--------------------------------
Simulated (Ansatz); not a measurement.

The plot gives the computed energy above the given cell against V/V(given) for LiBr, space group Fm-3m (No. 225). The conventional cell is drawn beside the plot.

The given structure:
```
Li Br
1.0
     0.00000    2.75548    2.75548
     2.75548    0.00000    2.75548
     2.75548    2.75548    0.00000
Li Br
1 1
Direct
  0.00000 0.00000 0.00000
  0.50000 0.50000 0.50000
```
--------------------------------

ASSIGNED TASK:
Your response must consist of all the records, retyped exactly.

WRITTEN SOLUTION:
Simulated (Ansatz); not a measurement.

The plot gives the computed energy above the given cell against V/V(given) for LiBr, space group Fm-3m (No. 225). The conventional cell is drawn beside the plot.

The given structure:
```
Li Br
1.0
     0.00000    2.75548    2.75548
     2.75548    0.00000    2.75548
     2.75548    2.75548    0.00000
Li Br
1 1
Direct
  0.00000 0.00000 0.00000
  0.50000 0.50000 0.50000
```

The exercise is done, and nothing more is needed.